#### INPUT DATA
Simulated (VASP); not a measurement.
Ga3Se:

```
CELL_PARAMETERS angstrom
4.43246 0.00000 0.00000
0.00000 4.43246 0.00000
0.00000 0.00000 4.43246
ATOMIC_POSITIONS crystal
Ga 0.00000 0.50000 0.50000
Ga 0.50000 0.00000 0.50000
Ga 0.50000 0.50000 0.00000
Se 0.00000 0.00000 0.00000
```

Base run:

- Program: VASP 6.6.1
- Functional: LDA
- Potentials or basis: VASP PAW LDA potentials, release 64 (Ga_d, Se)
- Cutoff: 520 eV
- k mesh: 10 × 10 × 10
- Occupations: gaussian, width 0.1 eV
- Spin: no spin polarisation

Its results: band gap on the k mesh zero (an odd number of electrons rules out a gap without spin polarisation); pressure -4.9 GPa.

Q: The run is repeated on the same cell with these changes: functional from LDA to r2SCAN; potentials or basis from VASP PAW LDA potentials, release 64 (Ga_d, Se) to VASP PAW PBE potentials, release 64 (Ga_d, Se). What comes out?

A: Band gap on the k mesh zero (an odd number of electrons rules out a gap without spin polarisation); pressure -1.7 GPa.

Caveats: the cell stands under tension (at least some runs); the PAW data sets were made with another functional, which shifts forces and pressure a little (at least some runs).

#### WORK TASK
Retype only this portion of the data above: the line containing "- k mesh: 10 × 10 × 10", the line containing "Its results: band", and all lines between them, exactly.

#### ANSWER SECTION
- k mesh: 10 × 10 × 10
- Occupations: gaussian, width 0.1 eV
- Spin: no spin polarisation

Its results: band gap on the k mesh zero (an odd number of electrons rules out a gap without spin polarisation); pressure -4.9 GPa.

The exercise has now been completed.